Assigned task: Each line below is to be set down again exactly.

Data section:
==========

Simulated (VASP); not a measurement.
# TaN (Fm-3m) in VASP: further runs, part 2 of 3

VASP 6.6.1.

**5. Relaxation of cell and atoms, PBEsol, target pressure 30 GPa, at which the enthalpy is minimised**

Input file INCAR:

==========

Worked solution:
Simulated (VASP); not a measurement.
# TaN (Fm-3m) in VASP: further runs, part 2 of 3

VASP 6.6.1.

**5. Relaxation of cell and atoms, PBEsol, target pressure 30 GPa, at which the enthalpy is minimised**

Input file INCAR:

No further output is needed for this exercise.